_Required action_
Go through the listing and write out each line exactly.

══ Raw data ══
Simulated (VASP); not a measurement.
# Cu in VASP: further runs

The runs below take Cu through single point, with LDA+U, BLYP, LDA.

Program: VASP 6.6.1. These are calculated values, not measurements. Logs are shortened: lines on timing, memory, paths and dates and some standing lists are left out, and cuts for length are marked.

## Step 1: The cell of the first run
═══

_Task output_
Simulated (VASP); not a measurement.
# Cu in VASP: further runs

The runs below take Cu through single point, with LDA+U, BLYP, LDA.

Program: VASP 6.6.1. These are calculated values, not measurements. Logs are shortened: lines on timing, memory, paths and dates and some standing lists are left out, and cuts for length are marked.

## Step 1: The cell of the first run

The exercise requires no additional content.